**Record excerpts:**
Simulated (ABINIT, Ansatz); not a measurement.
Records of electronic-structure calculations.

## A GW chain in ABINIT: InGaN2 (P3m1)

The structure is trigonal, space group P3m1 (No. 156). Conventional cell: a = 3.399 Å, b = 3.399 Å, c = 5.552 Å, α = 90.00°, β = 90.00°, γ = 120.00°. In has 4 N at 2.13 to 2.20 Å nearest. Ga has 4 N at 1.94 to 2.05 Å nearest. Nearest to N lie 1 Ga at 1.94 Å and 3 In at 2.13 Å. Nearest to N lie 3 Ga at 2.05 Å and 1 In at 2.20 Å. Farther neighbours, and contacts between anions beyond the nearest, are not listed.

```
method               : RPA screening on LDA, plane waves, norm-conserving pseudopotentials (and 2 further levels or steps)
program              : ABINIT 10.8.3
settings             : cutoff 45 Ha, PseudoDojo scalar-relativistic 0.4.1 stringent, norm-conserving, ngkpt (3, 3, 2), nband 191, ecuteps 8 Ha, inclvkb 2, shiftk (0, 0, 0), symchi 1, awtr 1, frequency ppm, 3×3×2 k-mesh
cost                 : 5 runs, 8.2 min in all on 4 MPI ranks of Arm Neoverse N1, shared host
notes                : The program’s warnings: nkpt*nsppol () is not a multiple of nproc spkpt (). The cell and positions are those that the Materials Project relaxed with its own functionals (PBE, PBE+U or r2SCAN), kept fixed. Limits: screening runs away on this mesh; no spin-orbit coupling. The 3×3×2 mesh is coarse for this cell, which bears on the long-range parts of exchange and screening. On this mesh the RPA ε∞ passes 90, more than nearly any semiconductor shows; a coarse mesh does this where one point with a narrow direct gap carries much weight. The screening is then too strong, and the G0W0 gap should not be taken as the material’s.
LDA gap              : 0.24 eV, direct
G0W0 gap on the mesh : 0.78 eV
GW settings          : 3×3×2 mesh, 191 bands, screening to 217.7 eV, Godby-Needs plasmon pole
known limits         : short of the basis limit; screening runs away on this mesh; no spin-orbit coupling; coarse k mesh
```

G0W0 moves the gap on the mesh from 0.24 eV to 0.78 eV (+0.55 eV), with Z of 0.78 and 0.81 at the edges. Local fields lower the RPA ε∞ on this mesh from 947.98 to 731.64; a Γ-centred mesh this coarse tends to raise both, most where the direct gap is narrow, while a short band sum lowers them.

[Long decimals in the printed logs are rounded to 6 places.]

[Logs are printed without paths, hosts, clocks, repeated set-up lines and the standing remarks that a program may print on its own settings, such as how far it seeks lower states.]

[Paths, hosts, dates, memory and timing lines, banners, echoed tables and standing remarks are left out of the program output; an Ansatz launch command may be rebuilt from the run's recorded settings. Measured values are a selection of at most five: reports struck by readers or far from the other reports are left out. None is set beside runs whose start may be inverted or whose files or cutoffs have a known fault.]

**Work request:**
Retype the listing from its first line onward, stopping after the line that contains "## A GW chain in ABINIT: InGaN2 (P3m1)" has been retyped in full.

**Answer space:**
Simulated (ABINIT, Ansatz); not a measurement.
Records of electronic-structure calculations.

## A GW chain in ABINIT: InGaN2 (P3m1)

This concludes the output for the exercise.